== LISTED RECORDS ==
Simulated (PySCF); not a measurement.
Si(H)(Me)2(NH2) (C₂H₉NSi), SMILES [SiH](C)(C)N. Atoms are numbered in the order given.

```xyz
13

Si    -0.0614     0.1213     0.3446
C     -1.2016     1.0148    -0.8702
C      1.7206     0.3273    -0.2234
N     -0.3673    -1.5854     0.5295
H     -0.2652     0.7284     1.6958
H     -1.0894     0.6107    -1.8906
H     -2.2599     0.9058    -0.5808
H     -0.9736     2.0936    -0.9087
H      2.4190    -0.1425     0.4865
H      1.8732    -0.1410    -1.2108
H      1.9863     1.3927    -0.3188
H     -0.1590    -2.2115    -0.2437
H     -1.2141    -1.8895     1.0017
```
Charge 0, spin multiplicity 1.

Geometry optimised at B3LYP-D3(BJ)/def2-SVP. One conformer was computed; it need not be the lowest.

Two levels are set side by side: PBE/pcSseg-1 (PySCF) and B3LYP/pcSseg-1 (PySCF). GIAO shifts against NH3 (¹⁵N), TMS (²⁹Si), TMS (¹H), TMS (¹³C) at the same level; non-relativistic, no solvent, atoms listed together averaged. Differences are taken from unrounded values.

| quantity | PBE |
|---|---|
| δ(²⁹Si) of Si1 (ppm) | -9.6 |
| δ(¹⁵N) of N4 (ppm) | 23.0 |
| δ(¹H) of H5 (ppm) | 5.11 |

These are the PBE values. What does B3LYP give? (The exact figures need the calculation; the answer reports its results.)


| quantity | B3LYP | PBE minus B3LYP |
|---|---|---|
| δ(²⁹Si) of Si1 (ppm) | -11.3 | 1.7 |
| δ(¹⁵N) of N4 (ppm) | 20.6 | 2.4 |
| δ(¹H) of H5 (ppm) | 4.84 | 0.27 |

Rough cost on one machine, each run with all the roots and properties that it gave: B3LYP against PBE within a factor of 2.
===

## [TASK ITEM]
Output the data exactly, from the first line through the line that holds "4.84 | 0.27 |", so that no later line appears.

## [EXERCISE SOLUTION]
Simulated (PySCF); not a measurement.
Si(H)(Me)2(NH2) (C₂H₉NSi), SMILES [SiH](C)(C)N. Atoms are numbered in the order given.

```xyz
13

Si    -0.0614     0.1213     0.3446
C     -1.2016     1.0148    -0.8702
C      1.7206     0.3273    -0.2234
N     -0.3673    -1.5854     0.5295
H     -0.2652     0.7284     1.6958
H     -1.0894     0.6107    -1.8906
H     -2.2599     0.9058    -0.5808
H     -0.9736     2.0936    -0.9087
H      2.4190    -0.1425     0.4865
H      1.8732    -0.1410    -1.2108
H      1.9863     1.3927    -0.3188
H     -0.1590    -2.2115    -0.2437
H     -1.2141    -1.8895     1.0017
```
Charge 0, spin multiplicity 1.

Geometry optimised at B3LYP-D3(BJ)/def2-SVP. One conformer was computed; it need not be the lowest.

Two levels are set side by side: PBE/pcSseg-1 (PySCF) and B3LYP/pcSseg-1 (PySCF). GIAO shifts against NH3 (¹⁵N), TMS (²⁹Si), TMS (¹H), TMS (¹³C) at the same level; non-relativistic, no solvent, atoms listed together averaged. Differences are taken from unrounded values.

| quantity | PBE |
|---|---|
| δ(²⁹Si) of Si1 (ppm) | -9.6 |
| δ(¹⁵N) of N4 (ppm) | 23.0 |
| δ(¹H) of H5 (ppm) | 5.11 |

These are the PBE values. What does B3LYP give? (The exact figures need the calculation; the answer reports its results.)


| quantity | B3LYP | PBE minus B3LYP |
|---|---|---|
| δ(²⁹Si) of Si1 (ppm) | -11.3 | 1.7 |
| δ(¹⁵N) of N4 (ppm) | 20.6 | 2.4 |
| δ(¹H) of H5 (ppm) | 4.84 | 0.27 |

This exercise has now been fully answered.